Copy out, unchanged, every line from the start of the records to the line that contains "Caveats: the PAW", and stop there.

##########
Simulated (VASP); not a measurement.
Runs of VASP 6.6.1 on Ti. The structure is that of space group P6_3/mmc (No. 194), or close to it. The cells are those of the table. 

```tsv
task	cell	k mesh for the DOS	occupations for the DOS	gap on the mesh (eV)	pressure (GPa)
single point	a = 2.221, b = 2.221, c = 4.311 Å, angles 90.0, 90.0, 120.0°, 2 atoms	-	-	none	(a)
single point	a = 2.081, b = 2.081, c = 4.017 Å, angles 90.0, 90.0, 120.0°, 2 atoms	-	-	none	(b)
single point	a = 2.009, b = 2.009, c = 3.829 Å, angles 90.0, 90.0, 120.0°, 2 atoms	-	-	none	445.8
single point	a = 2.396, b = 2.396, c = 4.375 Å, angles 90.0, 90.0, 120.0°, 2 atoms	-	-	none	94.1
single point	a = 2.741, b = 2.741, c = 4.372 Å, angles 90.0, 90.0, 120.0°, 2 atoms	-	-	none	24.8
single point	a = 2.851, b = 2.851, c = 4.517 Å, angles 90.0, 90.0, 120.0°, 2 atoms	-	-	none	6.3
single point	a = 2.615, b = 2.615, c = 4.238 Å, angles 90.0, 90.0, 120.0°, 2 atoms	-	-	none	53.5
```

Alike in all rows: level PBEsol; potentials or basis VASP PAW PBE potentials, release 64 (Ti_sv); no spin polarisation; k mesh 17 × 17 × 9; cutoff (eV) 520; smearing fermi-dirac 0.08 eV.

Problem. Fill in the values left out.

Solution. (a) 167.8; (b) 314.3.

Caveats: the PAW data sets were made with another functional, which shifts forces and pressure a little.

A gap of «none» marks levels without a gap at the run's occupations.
##########

Written solution
Simulated (VASP); not a measurement.
Runs of VASP 6.6.1 on Ti. The structure is that of space group P6_3/mmc (No. 194), or close to it. The cells are those of the table. 

```tsv
task	cell	k mesh for the DOS	occupations for the DOS	gap on the mesh (eV)	pressure (GPa)
single point	a = 2.221, b = 2.221, c = 4.311 Å, angles 90.0, 90.0, 120.0°, 2 atoms	-	-	none	(a)
single point	a = 2.081, b = 2.081, c = 4.017 Å, angles 90.0, 90.0, 120.0°, 2 atoms	-	-	none	(b)
single point	a = 2.009, b = 2.009, c = 3.829 Å, angles 90.0, 90.0, 120.0°, 2 atoms	-	-	none	445.8
single point	a = 2.396, b = 2.396, c = 4.375 Å, angles 90.0, 90.0, 120.0°, 2 atoms	-	-	none	94.1
single point	a = 2.741, b = 2.741, c = 4.372 Å, angles 90.0, 90.0, 120.0°, 2 atoms	-	-	none	24.8
single point	a = 2.851, b = 2.851, c = 4.517 Å, angles 90.0, 90.0, 120.0°, 2 atoms	-	-	none	6.3
single point	a = 2.615, b = 2.615, c = 4.238 Å, angles 90.0, 90.0, 120.0°, 2 atoms	-	-	none	53.5
```

Alike in all rows: level PBEsol; potentials or basis VASP PAW PBE potentials, release 64 (Ti_sv); no spin polarisation; k mesh 17 × 17 × 9; cutoff (eV) 520; smearing fermi-dirac 0.08 eV.

Problem. Fill in the values left out.

Solution. (a) 167.8; (b) 314.3.

Caveats: the PAW data sets were made with another functional, which shifts forces and pressure a little.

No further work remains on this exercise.